*Assignment:* Every single entry needs to appear again exactly as given.

--- --- ---

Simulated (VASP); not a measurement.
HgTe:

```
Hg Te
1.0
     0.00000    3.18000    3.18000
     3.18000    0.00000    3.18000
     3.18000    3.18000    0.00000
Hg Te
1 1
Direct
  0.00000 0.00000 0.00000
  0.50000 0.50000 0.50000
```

--- --- ---

*Answer section:*
Simulated (VASP); not a measurement.
HgTe:

```
Hg Te
1.0
     0.00000    3.18000    3.18000
     3.18000    0.00000    3.18000
     3.18000    3.18000    0.00000
Hg Te
1 1
Direct
  0.00000 0.00000 0.00000
  0.50000 0.50000 0.50000
```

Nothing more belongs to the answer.